### Work request
Set down all of the entries precisely as they were written.

### Raw data
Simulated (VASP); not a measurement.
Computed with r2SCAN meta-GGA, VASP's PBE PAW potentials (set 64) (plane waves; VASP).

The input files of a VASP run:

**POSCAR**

### Reply
Simulated (VASP); not a measurement.
Computed with r2SCAN meta-GGA, VASP's PBE PAW potentials (set 64) (plane waves; VASP).

The input files of a VASP run:

**POSCAR**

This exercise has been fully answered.